• **Entries supplied**:
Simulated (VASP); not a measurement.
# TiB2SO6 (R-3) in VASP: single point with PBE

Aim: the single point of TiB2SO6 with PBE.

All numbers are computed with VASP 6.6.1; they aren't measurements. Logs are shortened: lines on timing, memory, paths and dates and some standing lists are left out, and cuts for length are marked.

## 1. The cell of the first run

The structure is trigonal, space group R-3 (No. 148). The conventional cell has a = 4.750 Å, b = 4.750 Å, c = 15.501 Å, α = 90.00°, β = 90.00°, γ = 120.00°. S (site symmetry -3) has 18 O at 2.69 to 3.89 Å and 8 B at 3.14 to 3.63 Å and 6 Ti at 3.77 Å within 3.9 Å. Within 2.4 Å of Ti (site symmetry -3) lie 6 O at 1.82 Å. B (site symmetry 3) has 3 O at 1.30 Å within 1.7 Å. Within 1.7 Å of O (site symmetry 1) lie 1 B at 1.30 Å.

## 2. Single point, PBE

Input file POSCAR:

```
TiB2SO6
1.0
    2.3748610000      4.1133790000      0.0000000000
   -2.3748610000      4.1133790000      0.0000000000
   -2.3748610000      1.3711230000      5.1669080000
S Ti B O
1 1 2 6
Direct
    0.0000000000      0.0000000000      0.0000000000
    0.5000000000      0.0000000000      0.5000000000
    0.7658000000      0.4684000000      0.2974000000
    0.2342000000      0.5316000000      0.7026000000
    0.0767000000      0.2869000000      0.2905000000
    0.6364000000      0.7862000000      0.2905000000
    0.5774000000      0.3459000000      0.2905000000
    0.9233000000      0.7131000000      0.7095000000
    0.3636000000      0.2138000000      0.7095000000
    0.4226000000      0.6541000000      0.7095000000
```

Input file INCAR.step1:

• **Assignment**: Only the lines from the beginning of the material through the line with "Aim: the single point of TiB2SO6 with PBE." should appear in the answer, each copied exactly.

• **Reply**:
Simulated (VASP); not a measurement.
# TiB2SO6 (R-3) in VASP: single point with PBE

Aim: the single point of TiB2SO6 with PBE.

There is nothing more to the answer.